◆ Activity
Set the entries below down again, please. Match them exactly.

◆ Record extracts
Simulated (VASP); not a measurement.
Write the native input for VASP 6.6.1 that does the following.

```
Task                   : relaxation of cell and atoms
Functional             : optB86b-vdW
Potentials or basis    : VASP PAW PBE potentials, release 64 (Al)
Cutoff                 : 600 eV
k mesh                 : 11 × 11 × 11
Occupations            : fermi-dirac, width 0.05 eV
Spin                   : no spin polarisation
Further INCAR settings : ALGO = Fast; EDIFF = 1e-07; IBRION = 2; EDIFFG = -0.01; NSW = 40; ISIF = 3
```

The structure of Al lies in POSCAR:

◆ Answer box
Simulated (VASP); not a measurement.
Write the native input for VASP 6.6.1 that does the following.

```
Task                   : relaxation of cell and atoms
Functional             : optB86b-vdW
Potentials or basis    : VASP PAW PBE potentials, release 64 (Al)
Cutoff                 : 600 eV
k mesh                 : 11 × 11 × 11
Occupations            : fermi-dirac, width 0.05 eV
Spin                   : no spin polarisation
Further INCAR settings : ALGO = Fast; EDIFF = 1e-07; IBRION = 2; EDIFFG = -0.01; NSW = 40; ISIF = 3
```

The structure of Al lies in POSCAR:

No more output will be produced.